---------- Data excerpts ----------

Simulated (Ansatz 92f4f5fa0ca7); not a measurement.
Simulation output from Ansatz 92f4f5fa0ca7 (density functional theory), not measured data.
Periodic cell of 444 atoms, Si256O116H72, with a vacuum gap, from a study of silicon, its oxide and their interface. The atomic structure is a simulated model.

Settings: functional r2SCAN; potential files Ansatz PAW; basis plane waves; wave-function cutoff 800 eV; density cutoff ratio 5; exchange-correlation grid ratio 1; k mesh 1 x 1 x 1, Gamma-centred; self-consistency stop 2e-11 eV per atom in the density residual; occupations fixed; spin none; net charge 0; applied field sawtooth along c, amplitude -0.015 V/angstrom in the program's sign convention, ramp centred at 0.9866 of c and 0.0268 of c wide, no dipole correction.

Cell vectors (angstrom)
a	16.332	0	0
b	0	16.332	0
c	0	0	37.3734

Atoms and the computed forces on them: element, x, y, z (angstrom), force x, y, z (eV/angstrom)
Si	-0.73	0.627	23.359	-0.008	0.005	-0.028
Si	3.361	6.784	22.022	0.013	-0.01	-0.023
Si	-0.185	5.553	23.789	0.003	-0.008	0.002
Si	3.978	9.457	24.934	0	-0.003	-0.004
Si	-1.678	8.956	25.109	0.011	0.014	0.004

----------

• [Requirement] For this exercise, set down all of the entries again word for word.

• [Answer space]
Simulated (Ansatz 92f4f5fa0ca7); not a measurement.
Simulation output from Ansatz 92f4f5fa0ca7 (density functional theory), not measured data.
Periodic cell of 444 atoms, Si256O116H72, with a vacuum gap, from a study of silicon, its oxide and their interface. The atomic structure is a simulated model.

Settings: functional r2SCAN; potential files Ansatz PAW; basis plane waves; wave-function cutoff 800 eV; density cutoff ratio 5; exchange-correlation grid ratio 1; k mesh 1 x 1 x 1, Gamma-centred; self-consistency stop 2e-11 eV per atom in the density residual; occupations fixed; spin none; net charge 0; applied field sawtooth along c, amplitude -0.015 V/angstrom in the program's sign convention, ramp centred at 0.9866 of c and 0.0268 of c wide, no dipole correction.

Cell vectors (angstrom)
a	16.332	0	0
b	0	16.332	0
c	0	0	37.3734

Atoms and the computed forces on them: element, x, y, z (angstrom), force x, y, z (eV/angstrom)
Si	-0.73	0.627	23.359	-0.008	0.005	-0.028
Si	3.361	6.784	22.022	0.013	-0.01	-0.023
Si	-0.185	5.553	23.789	0.003	-0.008	0.002
Si	3.978	9.457	24.934	0	-0.003	-0.004
Si	-1.678	8.956	25.109	0.011	0.014	0.004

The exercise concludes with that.